• WORK TASK:
Repeat the first line of the listing and each line after it, exactly, through the line containing "to reproduce it.".

──────── GIVEN DATA

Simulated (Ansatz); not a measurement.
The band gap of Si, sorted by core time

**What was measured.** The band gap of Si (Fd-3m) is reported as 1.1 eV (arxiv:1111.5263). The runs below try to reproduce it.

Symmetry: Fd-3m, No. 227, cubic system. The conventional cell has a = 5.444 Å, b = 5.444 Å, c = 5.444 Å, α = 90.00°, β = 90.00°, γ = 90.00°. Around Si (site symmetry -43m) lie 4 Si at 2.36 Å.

────────────────

• WRITTEN ANSWER:
Simulated (Ansatz); not a measurement.
The band gap of Si, sorted by core time

**What was measured.** The band gap of Si (Fd-3m) is reported as 1.1 eV (arxiv:1111.5263). The runs below try to reproduce it.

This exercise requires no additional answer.